Would you repeat each of the lines below exactly?

------

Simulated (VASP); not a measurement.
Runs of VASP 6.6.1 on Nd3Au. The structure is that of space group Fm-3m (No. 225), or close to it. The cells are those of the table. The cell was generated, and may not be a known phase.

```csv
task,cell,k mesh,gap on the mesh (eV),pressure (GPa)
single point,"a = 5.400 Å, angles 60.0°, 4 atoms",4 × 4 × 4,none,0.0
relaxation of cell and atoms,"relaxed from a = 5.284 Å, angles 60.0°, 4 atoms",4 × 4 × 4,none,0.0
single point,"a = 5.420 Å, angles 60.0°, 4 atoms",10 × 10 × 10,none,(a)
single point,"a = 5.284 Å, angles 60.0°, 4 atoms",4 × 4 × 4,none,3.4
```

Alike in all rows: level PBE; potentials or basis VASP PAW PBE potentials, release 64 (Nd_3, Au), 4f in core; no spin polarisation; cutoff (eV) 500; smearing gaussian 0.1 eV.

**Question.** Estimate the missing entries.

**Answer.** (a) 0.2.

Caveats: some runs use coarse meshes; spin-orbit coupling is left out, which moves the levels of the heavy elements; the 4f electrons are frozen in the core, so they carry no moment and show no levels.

------

Response area:
Simulated (VASP); not a measurement.
Runs of VASP 6.6.1 on Nd3Au. The structure is that of space group Fm-3m (No. 225), or close to it. The cells are those of the table. The cell was generated, and may not be a known phase.

```csv
task,cell,k mesh,gap on the mesh (eV),pressure (GPa)
single point,"a = 5.400 Å, angles 60.0°, 4 atoms",4 × 4 × 4,none,0.0
relaxation of cell and atoms,"relaxed from a = 5.284 Å, angles 60.0°, 4 atoms",4 × 4 × 4,none,0.0
single point,"a = 5.420 Å, angles 60.0°, 4 atoms",10 × 10 × 10,none,(a)
single point,"a = 5.284 Å, angles 60.0°, 4 atoms",4 × 4 × 4,none,3.4
```

Alike in all rows: level PBE; potentials or basis VASP PAW PBE potentials, release 64 (Nd_3, Au), 4f in core; no spin polarisation; cutoff (eV) 500; smearing gaussian 0.1 eV.

**Question.** Estimate the missing entries.

**Answer.** (a) 0.2.

Caveats: some runs use coarse meshes; spin-orbit coupling is left out, which moves the levels of the heavy elements; the 4f electrons are frozen in the core, so they carry no moment and show no levels.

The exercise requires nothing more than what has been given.